BEGIN EXTRACTED MATERIAL

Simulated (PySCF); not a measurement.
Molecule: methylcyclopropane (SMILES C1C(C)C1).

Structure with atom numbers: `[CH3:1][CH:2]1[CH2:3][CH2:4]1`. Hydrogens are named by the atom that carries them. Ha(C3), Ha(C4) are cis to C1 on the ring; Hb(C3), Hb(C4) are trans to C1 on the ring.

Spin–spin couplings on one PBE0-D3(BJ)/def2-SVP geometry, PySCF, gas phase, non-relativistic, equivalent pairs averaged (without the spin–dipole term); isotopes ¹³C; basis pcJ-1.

END EXTRACTED MATERIAL

▶ _ACTIVITY_
Take the entries above and write them out again unchanged.

▶ _EXERCISE SOLUTION_
Simulated (PySCF); not a measurement.
Molecule: methylcyclopropane (SMILES C1C(C)C1).

Structure with atom numbers: `[CH3:1][CH:2]1[CH2:3][CH2:4]1`. Hydrogens are named by the atom that carries them. Ha(C3), Ha(C4) are cis to C1 on the ring; Hb(C3), Hb(C4) are trans to C1 on the ring.

Spin–spin couplings on one PBE0-D3(BJ)/def2-SVP geometry, PySCF, gas phase, non-relativistic, equivalent pairs averaged (without the spin–dipole term); isotopes ¹³C; basis pcJ-1.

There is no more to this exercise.